◆ Work instruction:
The required output is the lines below from the line containing "- Cutoff: 600 eV" to the line containing "Q: The run is", inclusive, retyped exactly. No other lines belong in it.

◆ Data for review:
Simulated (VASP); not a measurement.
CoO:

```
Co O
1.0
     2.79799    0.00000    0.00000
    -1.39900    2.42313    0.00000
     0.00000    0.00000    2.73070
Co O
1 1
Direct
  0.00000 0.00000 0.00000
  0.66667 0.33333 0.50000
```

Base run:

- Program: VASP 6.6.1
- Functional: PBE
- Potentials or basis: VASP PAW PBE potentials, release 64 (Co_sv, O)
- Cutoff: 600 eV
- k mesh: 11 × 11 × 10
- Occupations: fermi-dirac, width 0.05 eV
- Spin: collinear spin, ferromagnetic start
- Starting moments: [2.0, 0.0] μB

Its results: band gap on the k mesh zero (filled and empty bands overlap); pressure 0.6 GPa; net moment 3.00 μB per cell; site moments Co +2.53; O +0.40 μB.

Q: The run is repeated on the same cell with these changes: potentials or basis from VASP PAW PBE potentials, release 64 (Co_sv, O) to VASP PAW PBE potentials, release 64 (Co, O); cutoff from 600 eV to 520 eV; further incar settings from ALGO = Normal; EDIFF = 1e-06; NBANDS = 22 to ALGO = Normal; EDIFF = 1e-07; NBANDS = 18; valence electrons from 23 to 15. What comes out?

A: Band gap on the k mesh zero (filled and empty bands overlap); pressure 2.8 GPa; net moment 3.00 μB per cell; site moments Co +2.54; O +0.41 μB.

◆ Worked solution:
- Cutoff: 600 eV
- k mesh: 11 × 11 × 10
- Occupations: fermi-dirac, width 0.05 eV
- Spin: collinear spin, ferromagnetic start
- Starting moments: [2.0, 0.0] μB

Its results: band gap on the k mesh zero (filled and empty bands overlap); pressure 0.6 GPa; net moment 3.00 μB per cell; site moments Co +2.53; O +0.40 μB.

Q: The run is repeated on the same cell with these changes: potentials or basis from VASP PAW PBE potentials, release 64 (Co_sv, O) to VASP PAW PBE potentials, release 64 (Co, O); cutoff from 600 eV to 520 eV; further incar settings from ALGO = Normal; EDIFF = 1e-06; NBANDS = 22 to ALGO = Normal; EDIFF = 1e-07; NBANDS = 18; valence electrons from 23 to 15. What comes out?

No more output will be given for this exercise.